### ASSIGNMENT
Set down, please, without alteration, the lines of the entries below from the first through the one containing "Gas-phase reaction: MgH2 → Mg + H2".

### PROVIDED INFORMATION
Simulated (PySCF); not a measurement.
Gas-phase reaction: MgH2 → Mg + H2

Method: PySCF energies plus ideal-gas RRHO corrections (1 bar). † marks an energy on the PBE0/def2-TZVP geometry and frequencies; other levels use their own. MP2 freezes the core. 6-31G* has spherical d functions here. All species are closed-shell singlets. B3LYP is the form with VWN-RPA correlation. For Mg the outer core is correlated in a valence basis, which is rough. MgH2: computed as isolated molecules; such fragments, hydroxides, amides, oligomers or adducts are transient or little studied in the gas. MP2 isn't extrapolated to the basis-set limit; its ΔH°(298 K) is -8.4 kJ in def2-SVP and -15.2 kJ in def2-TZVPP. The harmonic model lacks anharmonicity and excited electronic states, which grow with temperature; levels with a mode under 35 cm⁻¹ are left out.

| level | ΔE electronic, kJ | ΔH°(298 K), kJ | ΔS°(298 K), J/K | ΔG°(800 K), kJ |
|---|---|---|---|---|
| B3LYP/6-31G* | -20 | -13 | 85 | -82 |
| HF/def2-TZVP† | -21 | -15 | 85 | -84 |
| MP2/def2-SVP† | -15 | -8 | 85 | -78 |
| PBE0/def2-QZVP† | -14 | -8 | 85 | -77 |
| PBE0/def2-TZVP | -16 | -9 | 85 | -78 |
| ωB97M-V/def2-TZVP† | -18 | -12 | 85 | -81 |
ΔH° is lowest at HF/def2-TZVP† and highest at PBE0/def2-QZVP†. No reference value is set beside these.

### YOUR SOLUTION
Simulated (PySCF); not a measurement.
Gas-phase reaction: MgH2 → Mg + H2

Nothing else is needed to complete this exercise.